#### LISTED ENTRIES

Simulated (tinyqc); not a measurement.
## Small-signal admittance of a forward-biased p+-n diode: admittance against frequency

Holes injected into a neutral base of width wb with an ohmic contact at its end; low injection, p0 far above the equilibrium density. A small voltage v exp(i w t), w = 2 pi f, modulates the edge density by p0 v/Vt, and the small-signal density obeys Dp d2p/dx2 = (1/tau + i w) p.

########

**ACTION ITEM:**
An exact, complete copy of the records is the expected answer.

**YOUR SOLUTION:**
Simulated (tinyqc); not a measurement.
## Small-signal admittance of a forward-biased p+-n diode: admittance against frequency

Holes injected into a neutral base of width wb with an ohmic contact at its end; low injection, p0 far above the equilibrium density. A small voltage v exp(i w t), w = 2 pi f, modulates the edge density by p0 v/Vt, and the small-signal density obeys Dp d2p/dx2 = (1/tau + i w) p.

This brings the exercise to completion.